Could you reproduce, word for word, everything below from the line containing "dz | length |" down to the line containing "Running mean over", with both of those lines included and no others?

[[ Listed records, beginning ]]

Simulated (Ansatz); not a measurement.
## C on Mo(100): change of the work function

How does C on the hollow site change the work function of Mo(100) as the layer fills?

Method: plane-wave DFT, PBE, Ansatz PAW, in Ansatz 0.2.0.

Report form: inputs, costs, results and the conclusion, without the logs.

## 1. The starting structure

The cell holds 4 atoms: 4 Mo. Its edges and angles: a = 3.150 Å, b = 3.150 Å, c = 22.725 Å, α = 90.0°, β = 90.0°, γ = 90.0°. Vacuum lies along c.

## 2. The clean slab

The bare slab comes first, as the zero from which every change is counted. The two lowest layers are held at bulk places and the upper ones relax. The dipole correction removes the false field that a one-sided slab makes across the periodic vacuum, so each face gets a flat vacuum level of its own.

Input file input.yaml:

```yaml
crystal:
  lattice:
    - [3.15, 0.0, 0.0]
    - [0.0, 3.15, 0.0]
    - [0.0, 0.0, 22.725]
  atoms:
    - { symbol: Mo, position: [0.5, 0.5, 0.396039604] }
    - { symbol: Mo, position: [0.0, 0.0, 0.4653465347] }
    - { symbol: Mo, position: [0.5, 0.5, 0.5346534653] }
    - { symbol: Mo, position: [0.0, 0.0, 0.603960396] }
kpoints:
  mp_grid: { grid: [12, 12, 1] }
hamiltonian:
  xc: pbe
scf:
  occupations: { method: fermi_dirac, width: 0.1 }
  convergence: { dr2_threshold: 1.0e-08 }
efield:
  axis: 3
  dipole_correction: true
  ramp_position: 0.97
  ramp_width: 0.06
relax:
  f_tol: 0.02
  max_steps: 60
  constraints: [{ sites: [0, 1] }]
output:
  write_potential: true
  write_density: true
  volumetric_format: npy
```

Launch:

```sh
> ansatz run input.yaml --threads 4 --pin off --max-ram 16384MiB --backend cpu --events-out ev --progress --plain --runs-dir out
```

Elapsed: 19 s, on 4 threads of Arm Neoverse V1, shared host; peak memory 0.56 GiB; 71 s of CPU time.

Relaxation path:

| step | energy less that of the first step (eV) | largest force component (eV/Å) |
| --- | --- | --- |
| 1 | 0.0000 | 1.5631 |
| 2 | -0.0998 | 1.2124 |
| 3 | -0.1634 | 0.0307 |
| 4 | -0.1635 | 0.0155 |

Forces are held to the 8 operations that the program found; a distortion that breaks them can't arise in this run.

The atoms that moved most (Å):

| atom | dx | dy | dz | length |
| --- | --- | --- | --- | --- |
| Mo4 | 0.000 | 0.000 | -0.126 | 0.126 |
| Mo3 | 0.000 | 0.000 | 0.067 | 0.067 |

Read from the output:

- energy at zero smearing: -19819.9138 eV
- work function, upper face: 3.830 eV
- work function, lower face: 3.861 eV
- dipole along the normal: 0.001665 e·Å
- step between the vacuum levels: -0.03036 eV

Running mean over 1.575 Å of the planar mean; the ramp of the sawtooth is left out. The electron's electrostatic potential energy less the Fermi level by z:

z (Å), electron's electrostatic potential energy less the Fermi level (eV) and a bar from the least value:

[[ Listed records, end ]]

• [Written reply]
| atom | dx | dy | dz | length |
| --- | --- | --- | --- | --- |
| Mo4 | 0.000 | 0.000 | -0.126 | 0.126 |
| Mo3 | 0.000 | 0.000 | 0.067 | 0.067 |

Read from the output:

- energy at zero smearing: -19819.9138 eV
- work function, upper face: 3.830 eV
- work function, lower face: 3.861 eV
- dipole along the normal: 0.001665 e·Å
- step between the vacuum levels: -0.03036 eV

Running mean over 1.575 Å of the planar mean; the ramp of the sawtooth is left out. The electron's electrostatic potential energy less the Fermi level by z:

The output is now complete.